**TASK ITEM:** Begin at the top of the records and copy each line exactly. The line containing "Problem. Estimate the wall time of this run." is the last one to include.

INFORMATION PROVIDED: Begin

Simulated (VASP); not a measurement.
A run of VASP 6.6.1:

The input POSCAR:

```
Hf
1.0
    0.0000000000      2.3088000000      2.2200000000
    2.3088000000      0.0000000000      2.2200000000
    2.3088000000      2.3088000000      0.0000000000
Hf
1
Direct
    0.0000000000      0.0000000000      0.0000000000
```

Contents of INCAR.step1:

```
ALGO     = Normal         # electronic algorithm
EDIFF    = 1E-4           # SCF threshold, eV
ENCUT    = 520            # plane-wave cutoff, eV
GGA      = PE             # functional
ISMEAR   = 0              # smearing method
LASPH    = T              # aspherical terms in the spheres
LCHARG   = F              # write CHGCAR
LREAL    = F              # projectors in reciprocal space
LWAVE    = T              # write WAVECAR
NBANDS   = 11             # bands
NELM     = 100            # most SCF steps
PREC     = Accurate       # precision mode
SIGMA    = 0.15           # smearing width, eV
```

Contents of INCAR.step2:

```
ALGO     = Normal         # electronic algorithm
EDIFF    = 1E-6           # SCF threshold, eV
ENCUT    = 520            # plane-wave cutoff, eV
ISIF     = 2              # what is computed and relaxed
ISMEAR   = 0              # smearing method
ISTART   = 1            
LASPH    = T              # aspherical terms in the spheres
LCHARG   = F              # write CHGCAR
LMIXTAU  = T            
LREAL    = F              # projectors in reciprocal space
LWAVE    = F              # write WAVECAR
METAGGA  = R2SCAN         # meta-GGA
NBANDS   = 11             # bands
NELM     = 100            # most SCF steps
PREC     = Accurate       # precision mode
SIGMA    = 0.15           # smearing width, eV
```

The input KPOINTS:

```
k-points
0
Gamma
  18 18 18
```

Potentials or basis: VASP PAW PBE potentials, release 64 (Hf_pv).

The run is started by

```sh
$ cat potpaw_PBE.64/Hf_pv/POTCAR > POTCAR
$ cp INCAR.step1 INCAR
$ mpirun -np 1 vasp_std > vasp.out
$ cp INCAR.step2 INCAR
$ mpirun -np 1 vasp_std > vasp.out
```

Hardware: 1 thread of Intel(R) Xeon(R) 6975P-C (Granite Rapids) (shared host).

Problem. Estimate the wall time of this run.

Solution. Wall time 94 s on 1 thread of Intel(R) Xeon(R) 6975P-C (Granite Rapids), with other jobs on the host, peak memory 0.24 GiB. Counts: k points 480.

INFORMATION PROVIDED: End

**RESPONSE BOX:**
Simulated (VASP); not a measurement.
A run of VASP 6.6.1:

The input POSCAR:

```
Hf
1.0
    0.0000000000      2.3088000000      2.2200000000
    2.3088000000      0.0000000000      2.2200000000
    2.3088000000      2.3088000000      0.0000000000
Hf
1
Direct
    0.0000000000      0.0000000000      0.0000000000
```

Contents of INCAR.step1:

```
ALGO     = Normal         # electronic algorithm
EDIFF    = 1E-4           # SCF threshold, eV
ENCUT    = 520            # plane-wave cutoff, eV
GGA      = PE             # functional
ISMEAR   = 0              # smearing method
LASPH    = T              # aspherical terms in the spheres
LCHARG   = F              # write CHGCAR
LREAL    = F              # projectors in reciprocal space
LWAVE    = T              # write WAVECAR
NBANDS   = 11             # bands
NELM     = 100            # most SCF steps
PREC     = Accurate       # precision mode
SIGMA    = 0.15           # smearing width, eV
```

Contents of INCAR.step2:

```
ALGO     = Normal         # electronic algorithm
EDIFF    = 1E-6           # SCF threshold, eV
ENCUT    = 520            # plane-wave cutoff, eV
ISIF     = 2              # what is computed and relaxed
ISMEAR   = 0              # smearing method
ISTART   = 1            
LASPH    = T              # aspherical terms in the spheres
LCHARG   = F              # write CHGCAR
LMIXTAU  = T            
LREAL    = F              # projectors in reciprocal space
LWAVE    = F              # write WAVECAR
METAGGA  = R2SCAN         # meta-GGA
NBANDS   = 11             # bands
NELM     = 100            # most SCF steps
PREC     = Accurate       # precision mode
SIGMA    = 0.15           # smearing width, eV
```

The input KPOINTS:

```
k-points
0
Gamma
  18 18 18
```

Potentials or basis: VASP PAW PBE potentials, release 64 (Hf_pv).

The run is started by

```sh
$ cat potpaw_PBE.64/Hf_pv/POTCAR > POTCAR
$ cp INCAR.step1 INCAR
$ mpirun -np 1 vasp_std > vasp.out
$ cp INCAR.step2 INCAR
$ mpirun -np 1 vasp_std > vasp.out
```

Hardware: 1 thread of Intel(R) Xeon(R) 6975P-C (Granite Rapids) (shared host).

Problem. Estimate the wall time of this run.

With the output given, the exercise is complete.